> Entries provided
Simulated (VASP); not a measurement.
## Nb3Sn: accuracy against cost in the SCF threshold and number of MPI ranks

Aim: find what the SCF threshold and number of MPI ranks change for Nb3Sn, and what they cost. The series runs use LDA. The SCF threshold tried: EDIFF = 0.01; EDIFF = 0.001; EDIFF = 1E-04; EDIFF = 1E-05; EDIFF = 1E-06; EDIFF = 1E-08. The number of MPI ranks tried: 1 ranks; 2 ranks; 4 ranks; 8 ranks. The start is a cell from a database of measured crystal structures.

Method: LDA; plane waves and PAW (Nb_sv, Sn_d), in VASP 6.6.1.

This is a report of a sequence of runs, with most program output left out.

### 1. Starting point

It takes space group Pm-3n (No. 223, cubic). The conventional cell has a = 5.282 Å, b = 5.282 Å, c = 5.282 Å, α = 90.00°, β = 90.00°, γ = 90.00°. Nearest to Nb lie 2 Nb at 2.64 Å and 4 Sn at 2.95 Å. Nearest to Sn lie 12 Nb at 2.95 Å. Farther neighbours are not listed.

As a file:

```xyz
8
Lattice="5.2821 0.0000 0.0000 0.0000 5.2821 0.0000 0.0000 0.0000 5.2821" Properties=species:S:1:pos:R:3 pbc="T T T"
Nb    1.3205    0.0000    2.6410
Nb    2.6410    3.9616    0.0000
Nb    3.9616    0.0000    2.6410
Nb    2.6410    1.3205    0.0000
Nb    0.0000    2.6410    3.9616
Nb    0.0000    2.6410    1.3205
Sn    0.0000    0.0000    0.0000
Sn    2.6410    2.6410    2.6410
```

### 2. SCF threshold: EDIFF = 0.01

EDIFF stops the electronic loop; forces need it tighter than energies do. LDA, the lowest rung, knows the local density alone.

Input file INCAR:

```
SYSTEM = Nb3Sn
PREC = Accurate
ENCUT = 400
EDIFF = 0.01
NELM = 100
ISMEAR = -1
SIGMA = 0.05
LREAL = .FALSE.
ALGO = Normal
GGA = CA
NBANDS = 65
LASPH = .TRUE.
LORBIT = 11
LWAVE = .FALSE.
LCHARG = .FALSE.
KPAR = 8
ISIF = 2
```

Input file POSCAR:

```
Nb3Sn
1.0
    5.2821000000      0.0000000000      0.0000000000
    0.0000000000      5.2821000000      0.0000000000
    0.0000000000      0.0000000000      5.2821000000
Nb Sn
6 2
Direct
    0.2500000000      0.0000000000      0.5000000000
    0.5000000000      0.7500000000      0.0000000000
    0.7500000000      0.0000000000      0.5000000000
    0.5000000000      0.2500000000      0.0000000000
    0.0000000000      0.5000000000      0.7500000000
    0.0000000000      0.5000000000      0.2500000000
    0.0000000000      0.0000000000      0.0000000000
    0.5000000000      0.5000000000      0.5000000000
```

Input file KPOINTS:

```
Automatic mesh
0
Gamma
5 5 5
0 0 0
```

> Work instruction
Once the line containing "Aim: find what" has been retyped, stop. Begin at the first line of the material and reproduce every line up to it exactly.

> Problem solution
Simulated (VASP); not a measurement.
## Nb3Sn: accuracy against cost in the SCF threshold and number of MPI ranks

Aim: find what the SCF threshold and number of MPI ranks change for Nb3Sn, and what they cost. The series runs use LDA. The SCF threshold tried: EDIFF = 0.01; EDIFF = 0.001; EDIFF = 1E-04; EDIFF = 1E-05; EDIFF = 1E-06; EDIFF = 1E-08. The number of MPI ranks tried: 1 ranks; 2 ranks; 4 ranks; 8 ranks. The start is a cell from a database of measured crystal structures.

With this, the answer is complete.